◆ **WORK ITEM**: Word for word, set down every line of the entries below from the line with "Correlated methods freeze 31 core orbitals." to the line with "Task: How many", including both, and no other line.

=======

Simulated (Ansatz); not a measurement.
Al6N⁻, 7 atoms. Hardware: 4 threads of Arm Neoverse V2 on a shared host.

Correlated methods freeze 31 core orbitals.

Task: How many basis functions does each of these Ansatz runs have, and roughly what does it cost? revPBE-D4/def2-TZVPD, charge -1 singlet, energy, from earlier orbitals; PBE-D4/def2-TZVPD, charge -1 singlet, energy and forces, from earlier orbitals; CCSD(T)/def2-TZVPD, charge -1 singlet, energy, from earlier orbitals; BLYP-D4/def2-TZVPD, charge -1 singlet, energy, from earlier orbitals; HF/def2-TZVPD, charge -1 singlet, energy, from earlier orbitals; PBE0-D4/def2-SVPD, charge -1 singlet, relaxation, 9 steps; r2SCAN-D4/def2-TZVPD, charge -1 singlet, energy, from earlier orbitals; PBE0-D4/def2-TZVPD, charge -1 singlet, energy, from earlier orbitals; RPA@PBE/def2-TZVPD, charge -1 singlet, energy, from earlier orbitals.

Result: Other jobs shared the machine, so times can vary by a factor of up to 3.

=======

◆ **ANSWER SECTION**:
Correlated methods freeze 31 core orbitals.

Task: How many basis functions does each of these Ansatz runs have, and roughly what does it cost? revPBE-D4/def2-TZVPD, charge -1 singlet, energy, from earlier orbitals; PBE-D4/def2-TZVPD, charge -1 singlet, energy and forces, from earlier orbitals; CCSD(T)/def2-TZVPD, charge -1 singlet, energy, from earlier orbitals; BLYP-D4/def2-TZVPD, charge -1 singlet, energy, from earlier orbitals; HF/def2-TZVPD, charge -1 singlet, energy, from earlier orbitals; PBE0-D4/def2-SVPD, charge -1 singlet, relaxation, 9 steps; r2SCAN-D4/def2-TZVPD, charge -1 singlet, energy, from earlier orbitals; PBE0-D4/def2-TZVPD, charge -1 singlet, energy, from earlier orbitals; RPA@PBE/def2-TZVPD, charge -1 singlet, energy, from earlier orbitals.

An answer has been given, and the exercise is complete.